REQUIREMENT
This exercise calls for the line with "1. Electronic atomisation", the line with "4. The 11 free", and all lines between them in the material below, output exactly and with no other lines.

■ ■ ■ ■

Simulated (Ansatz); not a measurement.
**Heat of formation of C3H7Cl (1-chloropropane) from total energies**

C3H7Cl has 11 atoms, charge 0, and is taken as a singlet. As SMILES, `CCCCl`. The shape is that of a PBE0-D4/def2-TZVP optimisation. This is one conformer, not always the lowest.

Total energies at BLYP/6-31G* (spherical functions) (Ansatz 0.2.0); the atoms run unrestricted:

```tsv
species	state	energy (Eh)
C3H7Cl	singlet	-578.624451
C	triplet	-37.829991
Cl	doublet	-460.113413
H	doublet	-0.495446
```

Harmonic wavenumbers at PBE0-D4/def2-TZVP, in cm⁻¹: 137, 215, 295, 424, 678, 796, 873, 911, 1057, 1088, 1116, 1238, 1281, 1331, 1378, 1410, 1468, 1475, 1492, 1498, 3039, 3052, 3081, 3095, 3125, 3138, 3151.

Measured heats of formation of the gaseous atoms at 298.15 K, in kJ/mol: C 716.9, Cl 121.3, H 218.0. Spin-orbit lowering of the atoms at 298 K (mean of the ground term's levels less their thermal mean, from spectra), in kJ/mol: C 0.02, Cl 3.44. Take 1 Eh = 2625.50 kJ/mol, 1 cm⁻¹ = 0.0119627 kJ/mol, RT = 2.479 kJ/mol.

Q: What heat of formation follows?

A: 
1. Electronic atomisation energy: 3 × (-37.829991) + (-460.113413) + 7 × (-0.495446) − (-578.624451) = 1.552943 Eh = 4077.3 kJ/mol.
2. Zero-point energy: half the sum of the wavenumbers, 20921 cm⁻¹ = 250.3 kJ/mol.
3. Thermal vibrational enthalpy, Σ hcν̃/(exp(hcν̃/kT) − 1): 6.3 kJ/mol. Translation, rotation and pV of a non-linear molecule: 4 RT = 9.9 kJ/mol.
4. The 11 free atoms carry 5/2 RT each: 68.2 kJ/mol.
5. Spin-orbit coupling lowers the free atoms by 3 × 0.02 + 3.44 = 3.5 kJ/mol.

■ ■ ■ ■

TASK RESPONSE
1. Electronic atomisation energy: 3 × (-37.829991) + (-460.113413) + 7 × (-0.495446) − (-578.624451) = 1.552943 Eh = 4077.3 kJ/mol.
2. Zero-point energy: half the sum of the wavenumbers, 20921 cm⁻¹ = 250.3 kJ/mol.
3. Thermal vibrational enthalpy, Σ hcν̃/(exp(hcν̃/kT) − 1): 6.3 kJ/mol. Translation, rotation and pV of a non-linear molecule: 4 RT = 9.9 kJ/mol.
4. The 11 free atoms carry 5/2 RT each: 68.2 kJ/mol.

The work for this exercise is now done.